== Segment start ==
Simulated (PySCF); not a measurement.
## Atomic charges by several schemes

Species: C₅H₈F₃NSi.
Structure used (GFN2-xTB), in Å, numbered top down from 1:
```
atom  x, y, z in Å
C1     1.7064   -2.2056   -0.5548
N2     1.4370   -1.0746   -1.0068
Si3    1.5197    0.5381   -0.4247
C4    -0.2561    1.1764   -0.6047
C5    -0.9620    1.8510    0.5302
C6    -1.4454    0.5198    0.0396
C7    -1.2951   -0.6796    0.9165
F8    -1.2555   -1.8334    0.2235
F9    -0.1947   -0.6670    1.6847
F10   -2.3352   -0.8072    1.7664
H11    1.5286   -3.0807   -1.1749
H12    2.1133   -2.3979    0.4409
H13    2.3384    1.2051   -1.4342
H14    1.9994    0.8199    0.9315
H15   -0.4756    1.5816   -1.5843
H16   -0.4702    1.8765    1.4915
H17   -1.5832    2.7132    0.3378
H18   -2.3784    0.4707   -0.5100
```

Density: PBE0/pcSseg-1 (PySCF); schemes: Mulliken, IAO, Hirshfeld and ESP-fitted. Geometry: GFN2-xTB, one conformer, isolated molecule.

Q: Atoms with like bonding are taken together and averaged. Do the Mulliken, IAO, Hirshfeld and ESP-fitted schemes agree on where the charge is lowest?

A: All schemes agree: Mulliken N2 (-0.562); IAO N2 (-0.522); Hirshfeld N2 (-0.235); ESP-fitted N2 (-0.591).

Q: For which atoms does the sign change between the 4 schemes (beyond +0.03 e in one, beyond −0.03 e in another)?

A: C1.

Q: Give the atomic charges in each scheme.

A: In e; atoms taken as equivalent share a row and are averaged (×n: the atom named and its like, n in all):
== Segment end ==

> _TASK ITEM_: Type the data out again, exactly.

> _TASK RESULT_:
Simulated (PySCF); not a measurement.
## Atomic charges by several schemes

Species: C₅H₈F₃NSi.
Structure used (GFN2-xTB), in Å, numbered top down from 1:
```
atom  x, y, z in Å
C1     1.7064   -2.2056   -0.5548
N2     1.4370   -1.0746   -1.0068
Si3    1.5197    0.5381   -0.4247
C4    -0.2561    1.1764   -0.6047
C5    -0.9620    1.8510    0.5302
C6    -1.4454    0.5198    0.0396
C7    -1.2951   -0.6796    0.9165
F8    -1.2555   -1.8334    0.2235
F9    -0.1947   -0.6670    1.6847
F10   -2.3352   -0.8072    1.7664
H11    1.5286   -3.0807   -1.1749
H12    2.1133   -2.3979    0.4409
H13    2.3384    1.2051   -1.4342
H14    1.9994    0.8199    0.9315
H15   -0.4756    1.5816   -1.5843
H16   -0.4702    1.8765    1.4915
H17   -1.5832    2.7132    0.3378
H18   -2.3784    0.4707   -0.5100
```

Density: PBE0/pcSseg-1 (PySCF); schemes: Mulliken, IAO, Hirshfeld and ESP-fitted. Geometry: GFN2-xTB, one conformer, isolated molecule.

Q: Atoms with like bonding are taken together and averaged. Do the Mulliken, IAO, Hirshfeld and ESP-fitted schemes agree on where the charge is lowest?

A: All schemes agree: Mulliken N2 (-0.562); IAO N2 (-0.522); Hirshfeld N2 (-0.235); ESP-fitted N2 (-0.591).

Q: For which atoms does the sign change between the 4 schemes (beyond +0.03 e in one, beyond −0.03 e in another)?

A: C1.

Q: Give the atomic charges in each scheme.

A: In e; atoms taken as equivalent share a row and are averaged (×n: the atom named and its like, n in all):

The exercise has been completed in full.